EXTRACTED RECORDS:
★ ★ ★ ★ ★
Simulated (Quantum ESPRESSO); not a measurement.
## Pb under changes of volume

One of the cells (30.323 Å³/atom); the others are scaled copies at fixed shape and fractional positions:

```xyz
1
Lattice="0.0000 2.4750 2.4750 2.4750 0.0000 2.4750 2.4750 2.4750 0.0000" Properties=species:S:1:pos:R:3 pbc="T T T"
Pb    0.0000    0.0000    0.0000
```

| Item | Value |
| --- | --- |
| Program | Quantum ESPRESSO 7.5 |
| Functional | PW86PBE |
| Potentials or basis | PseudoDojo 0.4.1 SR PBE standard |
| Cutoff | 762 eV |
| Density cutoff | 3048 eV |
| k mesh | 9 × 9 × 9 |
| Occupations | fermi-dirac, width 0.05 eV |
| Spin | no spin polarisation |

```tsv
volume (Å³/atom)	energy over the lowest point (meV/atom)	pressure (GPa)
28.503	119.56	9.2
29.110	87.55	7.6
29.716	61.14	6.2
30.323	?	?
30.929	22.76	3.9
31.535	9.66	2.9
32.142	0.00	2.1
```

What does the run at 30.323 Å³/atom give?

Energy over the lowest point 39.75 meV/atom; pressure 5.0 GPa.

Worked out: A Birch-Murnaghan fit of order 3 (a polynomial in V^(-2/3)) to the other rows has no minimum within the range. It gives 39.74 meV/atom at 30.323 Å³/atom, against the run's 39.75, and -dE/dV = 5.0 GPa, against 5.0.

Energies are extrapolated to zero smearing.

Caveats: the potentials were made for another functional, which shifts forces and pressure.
★ ★ ★ ★ ★

WORK INSTRUCTION: In full and word for word, output the material.

ANSWER BOX:
Simulated (Quantum ESPRESSO); not a measurement.
## Pb under changes of volume

One of the cells (30.323 Å³/atom); the others are scaled copies at fixed shape and fractional positions:

```xyz
1
Lattice="0.0000 2.4750 2.4750 2.4750 0.0000 2.4750 2.4750 2.4750 0.0000" Properties=species:S:1:pos:R:3 pbc="T T T"
Pb    0.0000    0.0000    0.0000
```

| Item | Value |
| --- | --- |
| Program | Quantum ESPRESSO 7.5 |
| Functional | PW86PBE |
| Potentials or basis | PseudoDojo 0.4.1 SR PBE standard |
| Cutoff | 762 eV |
| Density cutoff | 3048 eV |
| k mesh | 9 × 9 × 9 |
| Occupations | fermi-dirac, width 0.05 eV |
| Spin | no spin polarisation |

```tsv
volume (Å³/atom)	energy over the lowest point (meV/atom)	pressure (GPa)
28.503	119.56	9.2
29.110	87.55	7.6
29.716	61.14	6.2
30.323	?	?
30.929	22.76	3.9
31.535	9.66	2.9
32.142	0.00	2.1
```

What does the run at 30.323 Å³/atom give?

Energy over the lowest point 39.75 meV/atom; pressure 5.0 GPa.

Worked out: A Birch-Murnaghan fit of order 3 (a polynomial in V^(-2/3)) to the other rows has no minimum within the range. It gives 39.74 meV/atom at 30.323 Å³/atom, against the run's 39.75, and -dE/dV = 5.0 GPa, against 5.0.

Energies are extrapolated to zero smearing.

Caveats: the potentials were made for another functional, which shifts forces and pressure.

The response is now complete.